→ **Data under study**
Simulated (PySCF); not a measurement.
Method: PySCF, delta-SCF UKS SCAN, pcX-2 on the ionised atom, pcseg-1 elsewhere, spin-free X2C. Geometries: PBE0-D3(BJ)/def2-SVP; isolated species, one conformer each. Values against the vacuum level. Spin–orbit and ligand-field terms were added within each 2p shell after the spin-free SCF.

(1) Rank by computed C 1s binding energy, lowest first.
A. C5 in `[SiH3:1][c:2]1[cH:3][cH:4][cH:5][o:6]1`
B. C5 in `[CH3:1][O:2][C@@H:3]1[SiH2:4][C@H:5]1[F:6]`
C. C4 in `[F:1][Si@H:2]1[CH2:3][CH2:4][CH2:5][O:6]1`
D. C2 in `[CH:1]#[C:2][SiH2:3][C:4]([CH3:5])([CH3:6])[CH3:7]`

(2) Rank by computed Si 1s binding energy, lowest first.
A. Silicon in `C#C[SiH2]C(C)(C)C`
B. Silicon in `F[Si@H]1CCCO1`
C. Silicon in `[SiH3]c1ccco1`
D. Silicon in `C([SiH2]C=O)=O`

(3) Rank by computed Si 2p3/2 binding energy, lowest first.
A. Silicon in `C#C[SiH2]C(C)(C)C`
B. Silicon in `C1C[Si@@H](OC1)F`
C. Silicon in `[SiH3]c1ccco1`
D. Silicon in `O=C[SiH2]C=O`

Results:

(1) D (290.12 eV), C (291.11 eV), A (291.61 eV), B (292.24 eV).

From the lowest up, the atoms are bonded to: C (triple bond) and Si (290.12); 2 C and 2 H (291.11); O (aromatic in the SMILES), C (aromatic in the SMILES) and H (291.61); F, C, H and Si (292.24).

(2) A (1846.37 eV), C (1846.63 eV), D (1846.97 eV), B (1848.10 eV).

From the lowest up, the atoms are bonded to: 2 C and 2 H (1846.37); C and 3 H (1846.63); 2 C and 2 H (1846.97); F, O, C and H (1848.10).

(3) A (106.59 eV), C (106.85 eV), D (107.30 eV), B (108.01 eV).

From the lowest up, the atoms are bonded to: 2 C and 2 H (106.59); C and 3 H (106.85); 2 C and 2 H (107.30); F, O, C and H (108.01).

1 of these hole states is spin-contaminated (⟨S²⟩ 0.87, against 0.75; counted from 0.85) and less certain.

→ **Task item**
Everything from the first line above through the line that contains "Method: PySCF, delta-SCF" should be duplicated exactly, please, and nothing beyond it.

→ **Your solution**
Simulated (PySCF); not a measurement.
Method: PySCF, delta-SCF UKS SCAN, pcX-2 on the ionised atom, pcseg-1 elsewhere, spin-free X2C. Geometries: PBE0-D3(BJ)/def2-SVP; isolated species, one conformer each. Values against the vacuum level. Spin–orbit and ligand-field terms were added within each 2p shell after the spin-free SCF.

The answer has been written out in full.